Be exact. Print each record as it stands.

## Data under study
===

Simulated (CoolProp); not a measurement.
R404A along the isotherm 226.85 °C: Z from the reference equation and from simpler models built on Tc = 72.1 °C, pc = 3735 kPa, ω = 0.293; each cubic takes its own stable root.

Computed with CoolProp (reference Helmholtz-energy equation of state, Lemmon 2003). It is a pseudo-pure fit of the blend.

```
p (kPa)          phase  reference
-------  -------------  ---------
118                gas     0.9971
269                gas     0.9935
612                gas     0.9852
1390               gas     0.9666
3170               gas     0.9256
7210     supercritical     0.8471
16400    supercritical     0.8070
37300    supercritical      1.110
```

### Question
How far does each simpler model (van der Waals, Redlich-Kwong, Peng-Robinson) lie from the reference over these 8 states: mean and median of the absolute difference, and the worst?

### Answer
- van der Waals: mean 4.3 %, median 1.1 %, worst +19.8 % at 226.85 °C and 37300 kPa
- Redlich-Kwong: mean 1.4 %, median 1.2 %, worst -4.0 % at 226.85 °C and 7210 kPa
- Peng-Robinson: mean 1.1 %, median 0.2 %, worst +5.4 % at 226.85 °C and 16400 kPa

===

## Task result
Simulated (CoolProp); not a measurement.
R404A along the isotherm 226.85 °C: Z from the reference equation and from simpler models built on Tc = 72.1 °C, pc = 3735 kPa, ω = 0.293; each cubic takes its own stable root.

Computed with CoolProp (reference Helmholtz-energy equation of state, Lemmon 2003). It is a pseudo-pure fit of the blend.

```
p (kPa)          phase  reference
-------  -------------  ---------
118                gas     0.9971
269                gas     0.9935
612                gas     0.9852
1390               gas     0.9666
3170               gas     0.9256
7210     supercritical     0.8471
16400    supercritical     0.8070
37300    supercritical      1.110
```

### Question
How far does each simpler model (van der Waals, Redlich-Kwong, Peng-Robinson) lie from the reference over these 8 states: mean and median of the absolute difference, and the worst?

### Answer
- van der Waals: mean 4.3 %, median 1.1 %, worst +19.8 % at 226.85 °C and 37300 kPa
- Redlich-Kwong: mean 1.4 %, median 1.2 %, worst -4.0 % at 226.85 °C and 7210 kPa
- Peng-Robinson: mean 1.1 %, median 0.2 %, worst +5.4 % at 226.85 °C and 16400 kPa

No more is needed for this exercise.